• _Dataset excerpts_:
= Beginning of Section =
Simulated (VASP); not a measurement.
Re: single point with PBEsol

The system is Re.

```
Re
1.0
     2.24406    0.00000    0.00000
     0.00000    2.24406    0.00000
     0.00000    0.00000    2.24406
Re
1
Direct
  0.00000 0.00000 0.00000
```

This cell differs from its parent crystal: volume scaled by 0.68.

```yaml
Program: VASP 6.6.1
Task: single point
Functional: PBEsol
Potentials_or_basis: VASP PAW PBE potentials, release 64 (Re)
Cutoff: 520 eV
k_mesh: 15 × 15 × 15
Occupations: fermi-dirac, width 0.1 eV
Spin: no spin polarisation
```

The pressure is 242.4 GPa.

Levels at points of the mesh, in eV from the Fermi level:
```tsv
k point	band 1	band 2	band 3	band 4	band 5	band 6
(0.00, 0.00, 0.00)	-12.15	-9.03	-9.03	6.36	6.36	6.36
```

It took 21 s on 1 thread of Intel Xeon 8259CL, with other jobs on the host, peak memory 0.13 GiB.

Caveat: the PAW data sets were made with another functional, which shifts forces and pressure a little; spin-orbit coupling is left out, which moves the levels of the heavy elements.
= End of Section =

• _Activity_: Repeat all of the data exactly as given.

• _Expected answer_:
Simulated (VASP); not a measurement.
Re: single point with PBEsol

The system is Re.

```
Re
1.0
     2.24406    0.00000    0.00000
     0.00000    2.24406    0.00000
     0.00000    0.00000    2.24406
Re
1
Direct
  0.00000 0.00000 0.00000
```

This cell differs from its parent crystal: volume scaled by 0.68.

```yaml
Program: VASP 6.6.1
Task: single point
Functional: PBEsol
Potentials_or_basis: VASP PAW PBE potentials, release 64 (Re)
Cutoff: 520 eV
k_mesh: 15 × 15 × 15
Occupations: fermi-dirac, width 0.1 eV
Spin: no spin polarisation
```

The pressure is 242.4 GPa.

Levels at points of the mesh, in eV from the Fermi level:
```tsv
k point	band 1	band 2	band 3	band 4	band 5	band 6
(0.00, 0.00, 0.00)	-12.15	-9.03	-9.03	6.36	6.36	6.36
```

It took 21 s on 1 thread of Intel Xeon 8259CL, with other jobs on the host, peak memory 0.13 GiB.

Caveat: the PAW data sets were made with another functional, which shifts forces and pressure a little; spin-orbit coupling is left out, which moves the levels of the heavy elements.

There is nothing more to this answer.